◆ Required action ◆
Quote exactly the lines spanning from the top of the data below to the line that contains "6. Atomisation enthalpy", including both.

◆ Data supplied ◆

********

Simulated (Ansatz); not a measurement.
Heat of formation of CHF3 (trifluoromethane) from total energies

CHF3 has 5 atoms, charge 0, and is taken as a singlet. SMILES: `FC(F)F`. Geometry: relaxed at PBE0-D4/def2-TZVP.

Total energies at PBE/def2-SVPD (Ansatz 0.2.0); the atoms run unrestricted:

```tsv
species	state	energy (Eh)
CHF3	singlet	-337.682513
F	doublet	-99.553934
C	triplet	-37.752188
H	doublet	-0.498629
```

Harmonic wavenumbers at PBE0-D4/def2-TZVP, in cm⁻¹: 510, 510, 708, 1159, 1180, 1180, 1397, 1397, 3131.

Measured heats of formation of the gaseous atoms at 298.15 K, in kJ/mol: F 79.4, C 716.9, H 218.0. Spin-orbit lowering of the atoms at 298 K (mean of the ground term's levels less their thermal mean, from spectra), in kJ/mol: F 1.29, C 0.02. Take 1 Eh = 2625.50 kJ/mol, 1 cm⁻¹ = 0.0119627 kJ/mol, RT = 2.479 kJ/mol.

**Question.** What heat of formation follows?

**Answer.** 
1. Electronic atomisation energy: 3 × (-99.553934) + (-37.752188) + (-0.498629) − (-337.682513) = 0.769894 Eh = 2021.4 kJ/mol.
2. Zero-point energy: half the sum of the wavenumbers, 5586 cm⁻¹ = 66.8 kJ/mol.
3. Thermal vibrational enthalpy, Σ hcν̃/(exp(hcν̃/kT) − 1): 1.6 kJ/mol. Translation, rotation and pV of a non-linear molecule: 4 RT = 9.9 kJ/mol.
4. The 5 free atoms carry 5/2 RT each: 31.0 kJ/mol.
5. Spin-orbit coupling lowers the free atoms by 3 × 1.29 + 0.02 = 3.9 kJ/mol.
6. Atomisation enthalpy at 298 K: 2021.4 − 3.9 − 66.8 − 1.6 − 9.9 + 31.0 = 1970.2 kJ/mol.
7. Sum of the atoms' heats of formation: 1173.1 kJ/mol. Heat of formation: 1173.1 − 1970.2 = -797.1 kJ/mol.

********

◆ Solution ◆
Simulated (Ansatz); not a measurement.
Heat of formation of CHF3 (trifluoromethane) from total energies

CHF3 has 5 atoms, charge 0, and is taken as a singlet. SMILES: `FC(F)F`. Geometry: relaxed at PBE0-D4/def2-TZVP.

Total energies at PBE/def2-SVPD (Ansatz 0.2.0); the atoms run unrestricted:

```tsv
species	state	energy (Eh)
CHF3	singlet	-337.682513
F	doublet	-99.553934
C	triplet	-37.752188
H	doublet	-0.498629
```

Harmonic wavenumbers at PBE0-D4/def2-TZVP, in cm⁻¹: 510, 510, 708, 1159, 1180, 1180, 1397, 1397, 3131.

Measured heats of formation of the gaseous atoms at 298.15 K, in kJ/mol: F 79.4, C 716.9, H 218.0. Spin-orbit lowering of the atoms at 298 K (mean of the ground term's levels less their thermal mean, from spectra), in kJ/mol: F 1.29, C 0.02. Take 1 Eh = 2625.50 kJ/mol, 1 cm⁻¹ = 0.0119627 kJ/mol, RT = 2.479 kJ/mol.

**Question.** What heat of formation follows?

**Answer.** 
1. Electronic atomisation energy: 3 × (-99.553934) + (-37.752188) + (-0.498629) − (-337.682513) = 0.769894 Eh = 2021.4 kJ/mol.
2. Zero-point energy: half the sum of the wavenumbers, 5586 cm⁻¹ = 66.8 kJ/mol.
3. Thermal vibrational enthalpy, Σ hcν̃/(exp(hcν̃/kT) − 1): 1.6 kJ/mol. Translation, rotation and pV of a non-linear molecule: 4 RT = 9.9 kJ/mol.
4. The 5 free atoms carry 5/2 RT each: 31.0 kJ/mol.
5. Spin-orbit coupling lowers the free atoms by 3 × 1.29 + 0.02 = 3.9 kJ/mol.
6. Atomisation enthalpy at 298 K: 2021.4 − 3.9 − 66.8 − 1.6 − 9.9 + 31.0 = 1970.2 kJ/mol.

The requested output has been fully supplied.